■ STUDY MATERIAL ■
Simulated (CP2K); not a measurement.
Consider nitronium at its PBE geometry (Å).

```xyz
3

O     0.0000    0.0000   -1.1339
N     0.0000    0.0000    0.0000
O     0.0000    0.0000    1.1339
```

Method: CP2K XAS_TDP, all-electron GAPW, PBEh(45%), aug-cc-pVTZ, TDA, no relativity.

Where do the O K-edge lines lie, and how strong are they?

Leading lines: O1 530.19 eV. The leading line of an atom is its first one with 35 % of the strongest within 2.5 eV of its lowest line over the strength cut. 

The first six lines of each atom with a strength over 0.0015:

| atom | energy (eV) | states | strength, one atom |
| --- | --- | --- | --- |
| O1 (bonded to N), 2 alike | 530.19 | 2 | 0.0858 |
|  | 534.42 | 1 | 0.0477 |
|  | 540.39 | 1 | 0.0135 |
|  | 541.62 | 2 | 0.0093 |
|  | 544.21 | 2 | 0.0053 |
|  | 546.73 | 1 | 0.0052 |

■ WORK TASK ■
Go through the material and write each line out again exactly.

■ RESPONSE ■
Simulated (CP2K); not a measurement.
Consider nitronium at its PBE geometry (Å).

```xyz
3

O     0.0000    0.0000   -1.1339
N     0.0000    0.0000    0.0000
O     0.0000    0.0000    1.1339
```

Method: CP2K XAS_TDP, all-electron GAPW, PBEh(45%), aug-cc-pVTZ, TDA, no relativity.

Where do the O K-edge lines lie, and how strong are they?

Leading lines: O1 530.19 eV. The leading line of an atom is its first one with 35 % of the strongest within 2.5 eV of its lowest line over the strength cut. 

The first six lines of each atom with a strength over 0.0015:

| atom | energy (eV) | states | strength, one atom |
| --- | --- | --- | --- |
| O1 (bonded to N), 2 alike | 530.19 | 2 | 0.0858 |
|  | 534.42 | 1 | 0.0477 |
|  | 540.39 | 1 | 0.0135 |
|  | 541.62 | 2 | 0.0093 |
|  | 544.21 | 2 | 0.0053 |
|  | 546.73 | 1 | 0.0052 |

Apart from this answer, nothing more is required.